-- EXERCISE DATA follows --

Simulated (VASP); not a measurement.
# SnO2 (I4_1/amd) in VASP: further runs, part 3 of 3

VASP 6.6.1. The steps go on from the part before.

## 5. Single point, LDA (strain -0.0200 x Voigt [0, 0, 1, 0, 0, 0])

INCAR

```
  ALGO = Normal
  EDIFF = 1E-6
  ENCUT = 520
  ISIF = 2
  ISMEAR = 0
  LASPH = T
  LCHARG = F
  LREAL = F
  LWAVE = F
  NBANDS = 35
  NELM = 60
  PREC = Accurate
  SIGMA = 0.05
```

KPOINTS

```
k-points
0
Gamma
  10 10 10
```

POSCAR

-- EXERCISE DATA concluded --

▶ [WORK INSTRUCTION]
Your reply should consist of all the records, set down exactly.

▶ [EXERCISE ANSWER]
Simulated (VASP); not a measurement.
# SnO2 (I4_1/amd) in VASP: further runs, part 3 of 3

VASP 6.6.1. The steps go on from the part before.

## 5. Single point, LDA (strain -0.0200 x Voigt [0, 0, 1, 0, 0, 0])

INCAR

```
  ALGO = Normal
  EDIFF = 1E-6
  ENCUT = 520
  ISIF = 2
  ISMEAR = 0
  LASPH = T
  LCHARG = F
  LREAL = F
  LWAVE = F
  NBANDS = 35
  NELM = 60
  PREC = Accurate
  SIGMA = 0.05
```

KPOINTS

```
k-points
0
Gamma
  10 10 10
```

POSCAR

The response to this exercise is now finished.